Task item.
Stopping at the line that holds "Bond orders are those of one Lewis drawing.", repeat the lines below exactly, starting from the very first and including that final line.

*** Dataset entries
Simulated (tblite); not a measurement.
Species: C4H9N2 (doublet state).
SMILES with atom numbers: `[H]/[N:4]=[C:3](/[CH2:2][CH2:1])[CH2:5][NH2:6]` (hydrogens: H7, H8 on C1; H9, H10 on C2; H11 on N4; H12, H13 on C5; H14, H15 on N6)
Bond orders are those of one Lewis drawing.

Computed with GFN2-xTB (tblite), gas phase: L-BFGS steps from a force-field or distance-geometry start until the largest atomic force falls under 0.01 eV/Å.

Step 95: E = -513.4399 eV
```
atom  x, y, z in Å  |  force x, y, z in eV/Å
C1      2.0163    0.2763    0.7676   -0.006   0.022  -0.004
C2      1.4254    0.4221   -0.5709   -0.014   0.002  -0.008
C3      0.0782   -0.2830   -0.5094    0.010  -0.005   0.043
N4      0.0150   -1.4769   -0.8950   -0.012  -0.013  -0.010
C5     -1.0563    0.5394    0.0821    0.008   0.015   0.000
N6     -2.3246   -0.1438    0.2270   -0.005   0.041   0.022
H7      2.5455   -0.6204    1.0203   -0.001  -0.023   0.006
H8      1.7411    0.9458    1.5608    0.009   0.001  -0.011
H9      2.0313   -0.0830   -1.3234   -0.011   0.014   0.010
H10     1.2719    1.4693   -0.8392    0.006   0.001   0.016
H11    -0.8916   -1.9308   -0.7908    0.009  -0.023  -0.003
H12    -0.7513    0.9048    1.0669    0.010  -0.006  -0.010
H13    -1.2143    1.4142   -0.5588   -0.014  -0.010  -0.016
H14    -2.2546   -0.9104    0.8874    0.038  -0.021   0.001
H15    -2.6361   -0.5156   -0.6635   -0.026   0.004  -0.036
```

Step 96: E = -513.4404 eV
******

Written solution.
Simulated (tblite); not a measurement.
Species: C4H9N2 (doublet state).
SMILES with atom numbers: `[H]/[N:4]=[C:3](/[CH2:2][CH2:1])[CH2:5][NH2:6]` (hydrogens: H7, H8 on C1; H9, H10 on C2; H11 on N4; H12, H13 on C5; H14, H15 on N6)
Bond orders are those of one Lewis drawing.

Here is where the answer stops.